┌─ Dataset content

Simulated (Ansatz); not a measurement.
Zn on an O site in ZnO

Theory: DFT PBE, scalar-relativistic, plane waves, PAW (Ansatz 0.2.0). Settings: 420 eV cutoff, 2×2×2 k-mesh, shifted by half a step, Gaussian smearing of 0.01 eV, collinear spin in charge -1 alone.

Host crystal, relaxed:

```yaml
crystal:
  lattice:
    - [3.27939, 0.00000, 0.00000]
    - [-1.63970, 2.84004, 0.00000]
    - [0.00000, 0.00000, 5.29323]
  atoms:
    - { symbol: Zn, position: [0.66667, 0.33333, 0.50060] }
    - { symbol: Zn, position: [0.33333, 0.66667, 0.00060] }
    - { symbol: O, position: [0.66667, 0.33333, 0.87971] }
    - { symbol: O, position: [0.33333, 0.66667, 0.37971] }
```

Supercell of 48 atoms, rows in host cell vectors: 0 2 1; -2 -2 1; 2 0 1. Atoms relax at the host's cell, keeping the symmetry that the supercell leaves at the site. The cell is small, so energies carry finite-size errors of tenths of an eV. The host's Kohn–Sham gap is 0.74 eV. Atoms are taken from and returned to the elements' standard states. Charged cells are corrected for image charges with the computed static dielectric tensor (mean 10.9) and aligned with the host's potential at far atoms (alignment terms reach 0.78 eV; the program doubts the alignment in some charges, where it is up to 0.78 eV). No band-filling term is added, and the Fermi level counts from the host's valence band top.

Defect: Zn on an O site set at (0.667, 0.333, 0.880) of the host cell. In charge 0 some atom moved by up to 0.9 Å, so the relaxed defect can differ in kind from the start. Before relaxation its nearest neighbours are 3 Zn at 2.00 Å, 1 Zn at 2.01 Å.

└─

All that belongs in the answer is the lines from the start of the entries above through the line containing "Supercell of 48", each given exactly.

→ Task result
Simulated (Ansatz); not a measurement.
Zn on an O site in ZnO

Theory: DFT PBE, scalar-relativistic, plane waves, PAW (Ansatz 0.2.0). Settings: 420 eV cutoff, 2×2×2 k-mesh, shifted by half a step, Gaussian smearing of 0.01 eV, collinear spin in charge -1 alone.

Host crystal, relaxed:

```yaml
crystal:
  lattice:
    - [3.27939, 0.00000, 0.00000]
    - [-1.63970, 2.84004, 0.00000]
    - [0.00000, 0.00000, 5.29323]
  atoms:
    - { symbol: Zn, position: [0.66667, 0.33333, 0.50060] }
    - { symbol: Zn, position: [0.33333, 0.66667, 0.00060] }
    - { symbol: O, position: [0.66667, 0.33333, 0.87971] }
    - { symbol: O, position: [0.33333, 0.66667, 0.37971] }
```

Supercell of 48 atoms, rows in host cell vectors: 0 2 1; -2 -2 1; 2 0 1. Atoms relax at the host's cell, keeping the symmetry that the supercell leaves at the site. The cell is small, so energies carry finite-size errors of tenths of an eV. The host's Kohn–Sham gap is 0.74 eV. Atoms are taken from and returned to the elements' standard states. Charged cells are corrected for image charges with the computed static dielectric tensor (mean 10.9) and aligned with the host's potential at far atoms (alignment terms reach 0.78 eV; the program doubts the alignment in some charges, where it is up to 0.78 eV). No band-filling term is added, and the Fermi level counts from the host's valence band top.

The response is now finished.